SOURCE MATERIAL:
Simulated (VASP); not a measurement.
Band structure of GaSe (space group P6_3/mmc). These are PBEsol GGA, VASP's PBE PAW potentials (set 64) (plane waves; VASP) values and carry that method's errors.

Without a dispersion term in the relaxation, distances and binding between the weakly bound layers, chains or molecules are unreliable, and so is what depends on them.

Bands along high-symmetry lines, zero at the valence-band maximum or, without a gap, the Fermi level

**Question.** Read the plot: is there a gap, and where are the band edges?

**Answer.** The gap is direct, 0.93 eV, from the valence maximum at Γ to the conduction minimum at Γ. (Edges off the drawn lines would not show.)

ASSIGNED TASK: When answering, write out each of the lines above exactly as given.

RESULT:
Simulated (VASP); not a measurement.
Band structure of GaSe (space group P6_3/mmc). These are PBEsol GGA, VASP's PBE PAW potentials (set 64) (plane waves; VASP) values and carry that method's errors.

Without a dispersion term in the relaxation, distances and binding between the weakly bound layers, chains or molecules are unreliable, and so is what depends on them.

Bands along high-symmetry lines, zero at the valence-band maximum or, without a gap, the Fermi level

**Question.** Read the plot: is there a gap, and where are the band edges?

**Answer.** The gap is direct, 0.93 eV, from the valence maximum at Γ to the conduction minimum at Γ. (Edges off the drawn lines would not show.)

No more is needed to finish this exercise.